## WORK REQUEST
What is needed is a faithful copy of all the records.

## RECORD EXTRACTS
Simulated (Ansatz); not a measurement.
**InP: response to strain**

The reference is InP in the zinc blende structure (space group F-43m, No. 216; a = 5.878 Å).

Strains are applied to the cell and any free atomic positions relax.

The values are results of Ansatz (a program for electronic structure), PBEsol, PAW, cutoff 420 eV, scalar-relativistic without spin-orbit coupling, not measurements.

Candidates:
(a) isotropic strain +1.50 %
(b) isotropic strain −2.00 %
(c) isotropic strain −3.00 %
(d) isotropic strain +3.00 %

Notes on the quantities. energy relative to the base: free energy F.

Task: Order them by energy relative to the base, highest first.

## RESULT
Simulated (Ansatz); not a measurement.
**InP: response to strain**

The reference is InP in the zinc blende structure (space group F-43m, No. 216; a = 5.878 Å).

Strains are applied to the cell and any free atomic positions relax.

The values are results of Ansatz (a program for electronic structure), PBEsol, PAW, cutoff 420 eV, scalar-relativistic without spin-orbit coupling, not measurements.

Candidates:
(a) isotropic strain +1.50 %
(b) isotropic strain −2.00 %
(c) isotropic strain −3.00 %
(d) isotropic strain +3.00 %

Notes on the quantities. energy relative to the base: free energy F.

Task: Order them by energy relative to the base, highest first.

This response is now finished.